_____

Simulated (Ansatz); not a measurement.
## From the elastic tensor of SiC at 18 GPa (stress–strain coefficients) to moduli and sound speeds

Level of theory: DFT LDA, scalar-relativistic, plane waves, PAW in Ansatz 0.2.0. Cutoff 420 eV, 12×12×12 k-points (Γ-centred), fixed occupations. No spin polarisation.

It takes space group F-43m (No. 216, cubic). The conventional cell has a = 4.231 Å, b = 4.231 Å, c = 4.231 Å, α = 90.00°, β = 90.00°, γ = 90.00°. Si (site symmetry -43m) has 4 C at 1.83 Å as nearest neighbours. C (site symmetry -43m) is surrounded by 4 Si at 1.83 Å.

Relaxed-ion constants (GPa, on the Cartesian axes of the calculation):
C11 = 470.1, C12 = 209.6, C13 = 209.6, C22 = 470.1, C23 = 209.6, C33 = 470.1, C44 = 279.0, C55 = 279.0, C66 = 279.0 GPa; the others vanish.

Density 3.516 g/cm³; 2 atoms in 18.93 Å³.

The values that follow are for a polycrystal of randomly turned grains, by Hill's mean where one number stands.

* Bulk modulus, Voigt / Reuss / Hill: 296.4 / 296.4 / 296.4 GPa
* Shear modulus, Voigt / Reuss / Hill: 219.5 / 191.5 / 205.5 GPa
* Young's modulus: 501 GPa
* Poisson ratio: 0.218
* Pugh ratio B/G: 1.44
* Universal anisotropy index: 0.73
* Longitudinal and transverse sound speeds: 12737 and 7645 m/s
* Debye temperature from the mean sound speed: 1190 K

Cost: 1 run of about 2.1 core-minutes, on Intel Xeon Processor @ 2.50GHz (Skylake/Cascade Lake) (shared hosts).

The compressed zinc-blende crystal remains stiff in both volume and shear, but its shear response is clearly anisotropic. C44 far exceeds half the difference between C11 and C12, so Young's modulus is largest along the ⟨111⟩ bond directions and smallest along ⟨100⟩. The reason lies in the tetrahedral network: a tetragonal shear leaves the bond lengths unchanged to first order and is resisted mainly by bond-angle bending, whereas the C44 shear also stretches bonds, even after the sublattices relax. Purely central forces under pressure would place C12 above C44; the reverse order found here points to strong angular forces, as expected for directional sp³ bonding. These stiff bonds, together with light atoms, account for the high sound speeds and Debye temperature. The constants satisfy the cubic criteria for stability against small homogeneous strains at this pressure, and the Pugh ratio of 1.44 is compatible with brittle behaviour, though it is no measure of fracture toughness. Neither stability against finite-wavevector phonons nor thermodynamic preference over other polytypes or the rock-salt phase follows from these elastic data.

_____

Brief – The lines to return begin at the first line of the records and end at the line holding "296.4 / 296.4 GPa"; please return them exactly, including both, and nothing beyond.

Problem solution –
Simulated (Ansatz); not a measurement.
## From the elastic tensor of SiC at 18 GPa (stress–strain coefficients) to moduli and sound speeds

Level of theory: DFT LDA, scalar-relativistic, plane waves, PAW in Ansatz 0.2.0. Cutoff 420 eV, 12×12×12 k-points (Γ-centred), fixed occupations. No spin polarisation.

It takes space group F-43m (No. 216, cubic). The conventional cell has a = 4.231 Å, b = 4.231 Å, c = 4.231 Å, α = 90.00°, β = 90.00°, γ = 90.00°. Si (site symmetry -43m) has 4 C at 1.83 Å as nearest neighbours. C (site symmetry -43m) is surrounded by 4 Si at 1.83 Å.

Relaxed-ion constants (GPa, on the Cartesian axes of the calculation):
C11 = 470.1, C12 = 209.6, C13 = 209.6, C22 = 470.1, C23 = 209.6, C33 = 470.1, C44 = 279.0, C55 = 279.0, C66 = 279.0 GPa; the others vanish.

Density 3.516 g/cm³; 2 atoms in 18.93 Å³.

The values that follow are for a polycrystal of randomly turned grains, by Hill's mean where one number stands.

* Bulk modulus, Voigt / Reuss / Hill: 296.4 / 296.4 / 296.4 GPa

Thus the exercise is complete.